**Work task:** Restate all the data exactly, so that each line is the same as before.

..........
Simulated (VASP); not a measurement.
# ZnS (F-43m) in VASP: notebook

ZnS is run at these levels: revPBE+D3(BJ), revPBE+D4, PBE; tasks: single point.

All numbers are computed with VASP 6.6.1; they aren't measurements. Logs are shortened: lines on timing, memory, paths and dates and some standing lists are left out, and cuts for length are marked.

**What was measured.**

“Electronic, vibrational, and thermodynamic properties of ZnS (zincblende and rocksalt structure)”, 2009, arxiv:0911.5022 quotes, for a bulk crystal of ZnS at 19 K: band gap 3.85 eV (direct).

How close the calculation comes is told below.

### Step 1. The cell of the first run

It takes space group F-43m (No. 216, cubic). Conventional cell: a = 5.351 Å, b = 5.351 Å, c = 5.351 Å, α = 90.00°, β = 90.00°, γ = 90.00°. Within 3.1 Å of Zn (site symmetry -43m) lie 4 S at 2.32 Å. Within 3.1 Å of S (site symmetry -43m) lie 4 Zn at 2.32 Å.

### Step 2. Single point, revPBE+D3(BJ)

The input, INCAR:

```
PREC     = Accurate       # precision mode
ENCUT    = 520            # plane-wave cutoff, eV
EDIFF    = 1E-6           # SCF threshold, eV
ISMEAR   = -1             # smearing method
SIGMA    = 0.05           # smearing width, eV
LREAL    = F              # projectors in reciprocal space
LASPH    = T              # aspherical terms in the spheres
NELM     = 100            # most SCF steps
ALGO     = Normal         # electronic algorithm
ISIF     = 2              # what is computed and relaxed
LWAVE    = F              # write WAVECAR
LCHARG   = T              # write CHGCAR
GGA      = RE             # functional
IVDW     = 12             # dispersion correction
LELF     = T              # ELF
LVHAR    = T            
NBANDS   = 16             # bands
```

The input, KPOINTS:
..........

**Solution:**
Simulated (VASP); not a measurement.
# ZnS (F-43m) in VASP: notebook

ZnS is run at these levels: revPBE+D3(BJ), revPBE+D4, PBE; tasks: single point.

All numbers are computed with VASP 6.6.1; they aren't measurements. Logs are shortened: lines on timing, memory, paths and dates and some standing lists are left out, and cuts for length are marked.

**What was measured.**

“Electronic, vibrational, and thermodynamic properties of ZnS (zincblende and rocksalt structure)”, 2009, arxiv:0911.5022 quotes, for a bulk crystal of ZnS at 19 K: band gap 3.85 eV (direct).

How close the calculation comes is told below.

### Step 1. The cell of the first run

It takes space group F-43m (No. 216, cubic). Conventional cell: a = 5.351 Å, b = 5.351 Å, c = 5.351 Å, α = 90.00°, β = 90.00°, γ = 90.00°. Within 3.1 Å of Zn (site symmetry -43m) lie 4 S at 2.32 Å. Within 3.1 Å of S (site symmetry -43m) lie 4 Zn at 2.32 Å.

### Step 2. Single point, revPBE+D3(BJ)

The input, INCAR:

```
PREC     = Accurate       # precision mode
ENCUT    = 520            # plane-wave cutoff, eV
EDIFF    = 1E-6           # SCF threshold, eV
ISMEAR   = -1             # smearing method
SIGMA    = 0.05           # smearing width, eV
LREAL    = F              # projectors in reciprocal space
LASPH    = T              # aspherical terms in the spheres
NELM     = 100            # most SCF steps
ALGO     = Normal         # electronic algorithm
ISIF     = 2              # what is computed and relaxed
LWAVE    = F              # write WAVECAR
LCHARG   = T              # write CHGCAR
GGA      = RE             # functional
IVDW     = 12             # dispersion correction
LELF     = T              # ELF
LVHAR    = T            
NBANDS   = 16             # bands
```

The input, KPOINTS:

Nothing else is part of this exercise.